### Work item
The response must consist of every record, restated word for word.

### Data supplied
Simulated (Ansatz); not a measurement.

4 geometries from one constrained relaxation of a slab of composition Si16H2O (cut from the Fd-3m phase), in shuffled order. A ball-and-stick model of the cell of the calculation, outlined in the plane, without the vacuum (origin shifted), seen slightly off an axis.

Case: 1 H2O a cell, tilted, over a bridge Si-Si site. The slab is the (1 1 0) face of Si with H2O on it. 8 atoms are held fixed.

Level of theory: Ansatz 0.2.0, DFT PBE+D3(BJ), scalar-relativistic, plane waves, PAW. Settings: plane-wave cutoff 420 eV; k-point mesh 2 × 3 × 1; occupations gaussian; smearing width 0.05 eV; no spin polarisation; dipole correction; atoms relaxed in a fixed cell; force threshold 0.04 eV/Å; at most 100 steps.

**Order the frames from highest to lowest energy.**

### Worked solution
Simulated (Ansatz); not a measurement.

4 geometries from one constrained relaxation of a slab of composition Si16H2O (cut from the Fd-3m phase), in shuffled order. A ball-and-stick model of the cell of the calculation, outlined in the plane, without the vacuum (origin shifted), seen slightly off an axis.

Case: 1 H2O a cell, tilted, over a bridge Si-Si site. The slab is the (1 1 0) face of Si with H2O on it. 8 atoms are held fixed.

Level of theory: Ansatz 0.2.0, DFT PBE+D3(BJ), scalar-relativistic, plane waves, PAW. Settings: plane-wave cutoff 420 eV; k-point mesh 2 × 3 × 1; occupations gaussian; smearing width 0.05 eV; no spin polarisation; dipole correction; atoms relaxed in a fixed cell; force threshold 0.04 eV/Å; at most 100 steps.

**Order the frames from highest to lowest energy.**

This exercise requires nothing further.